▬▬▬▬▬▬▬▬▬▬

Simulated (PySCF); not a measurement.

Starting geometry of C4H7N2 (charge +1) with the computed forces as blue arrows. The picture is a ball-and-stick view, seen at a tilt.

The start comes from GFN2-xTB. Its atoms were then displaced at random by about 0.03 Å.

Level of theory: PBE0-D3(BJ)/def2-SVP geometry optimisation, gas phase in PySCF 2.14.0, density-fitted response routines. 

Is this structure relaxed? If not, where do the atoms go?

▬▬▬▬▬▬▬▬▬▬

> [Work request] What you return should match every line above exactly.

> [Problem solution]
Simulated (PySCF); not a measurement.

Starting geometry of C4H7N2 (charge +1) with the computed forces as blue arrows. The picture is a ball-and-stick view, seen at a tilt.

The start comes from GFN2-xTB. Its atoms were then displaced at random by about 0.03 Å.

Level of theory: PBE0-D3(BJ)/def2-SVP geometry optimisation, gas phase in PySCF 2.14.0, density-fitted response routines. 

Is this structure relaxed? If not, where do the atoms go?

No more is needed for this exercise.